## REQUIRED ACTION
The expected output is the first line of the data below and every line after it, up to and including the line containing "Caveats: all runs", each reproduced exactly.

┄┄┄┄┄┄┄┄┄┄
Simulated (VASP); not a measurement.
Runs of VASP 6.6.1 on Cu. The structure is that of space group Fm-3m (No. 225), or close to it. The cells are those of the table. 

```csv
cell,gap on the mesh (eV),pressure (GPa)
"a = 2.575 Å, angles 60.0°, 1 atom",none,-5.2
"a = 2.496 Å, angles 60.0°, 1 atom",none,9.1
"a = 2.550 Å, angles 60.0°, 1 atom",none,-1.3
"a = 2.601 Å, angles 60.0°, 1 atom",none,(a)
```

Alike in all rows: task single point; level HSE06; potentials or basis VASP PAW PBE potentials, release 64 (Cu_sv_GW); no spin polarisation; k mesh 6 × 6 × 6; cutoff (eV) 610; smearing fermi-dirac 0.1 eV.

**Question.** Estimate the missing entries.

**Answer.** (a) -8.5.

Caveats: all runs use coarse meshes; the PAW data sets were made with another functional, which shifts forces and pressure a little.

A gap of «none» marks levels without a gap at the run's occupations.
┄┄┄┄┄┄┄┄┄┄

## TASK SOLUTION
Simulated (VASP); not a measurement.
Runs of VASP 6.6.1 on Cu. The structure is that of space group Fm-3m (No. 225), or close to it. The cells are those of the table. 

```csv
cell,gap on the mesh (eV),pressure (GPa)
"a = 2.575 Å, angles 60.0°, 1 atom",none,-5.2
"a = 2.496 Å, angles 60.0°, 1 atom",none,9.1
"a = 2.550 Å, angles 60.0°, 1 atom",none,-1.3
"a = 2.601 Å, angles 60.0°, 1 atom",none,(a)
```

Alike in all rows: task single point; level HSE06; potentials or basis VASP PAW PBE potentials, release 64 (Cu_sv_GW); no spin polarisation; k mesh 6 × 6 × 6; cutoff (eV) 610; smearing fermi-dirac 0.1 eV.

**Question.** Estimate the missing entries.

**Answer.** (a) -8.5.

Caveats: all runs use coarse meshes; the PAW data sets were made with another functional, which shifts forces and pressure a little.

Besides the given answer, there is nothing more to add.